▶ _Exercise_: Return the data below in full, matching every line exactly.

--- START ---

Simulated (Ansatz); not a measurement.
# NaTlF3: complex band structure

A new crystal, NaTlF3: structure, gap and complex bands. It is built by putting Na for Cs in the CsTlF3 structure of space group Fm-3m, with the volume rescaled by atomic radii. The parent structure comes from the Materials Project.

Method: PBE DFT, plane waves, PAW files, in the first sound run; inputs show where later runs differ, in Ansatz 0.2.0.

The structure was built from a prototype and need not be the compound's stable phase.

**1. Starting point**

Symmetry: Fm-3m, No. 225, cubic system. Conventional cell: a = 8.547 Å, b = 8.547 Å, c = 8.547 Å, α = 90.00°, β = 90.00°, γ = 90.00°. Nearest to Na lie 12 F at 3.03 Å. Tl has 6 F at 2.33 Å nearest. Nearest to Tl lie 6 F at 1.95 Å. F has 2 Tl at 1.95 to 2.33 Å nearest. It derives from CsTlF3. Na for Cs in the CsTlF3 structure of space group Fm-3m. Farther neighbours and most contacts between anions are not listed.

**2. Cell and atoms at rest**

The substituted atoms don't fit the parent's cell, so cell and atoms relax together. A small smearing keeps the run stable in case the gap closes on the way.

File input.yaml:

--- END ---

▶ _Exercise solution_:
Simulated (Ansatz); not a measurement.
# NaTlF3: complex band structure

A new crystal, NaTlF3: structure, gap and complex bands. It is built by putting Na for Cs in the CsTlF3 structure of space group Fm-3m, with the volume rescaled by atomic radii. The parent structure comes from the Materials Project.

Method: PBE DFT, plane waves, PAW files, in the first sound run; inputs show where later runs differ, in Ansatz 0.2.0.

The structure was built from a prototype and need not be the compound's stable phase.

**1. Starting point**

Symmetry: Fm-3m, No. 225, cubic system. Conventional cell: a = 8.547 Å, b = 8.547 Å, c = 8.547 Å, α = 90.00°, β = 90.00°, γ = 90.00°. Nearest to Na lie 12 F at 3.03 Å. Tl has 6 F at 2.33 Å nearest. Nearest to Tl lie 6 F at 1.95 Å. F has 2 Tl at 1.95 to 2.33 Å nearest. It derives from CsTlF3. Na for Cs in the CsTlF3 structure of space group Fm-3m. Farther neighbours and most contacts between anions are not listed.

**2. Cell and atoms at rest**

The substituted atoms don't fit the parent's cell, so cell and atoms relax together. A small smearing keeps the run stable in case the gap closes on the way.

File input.yaml:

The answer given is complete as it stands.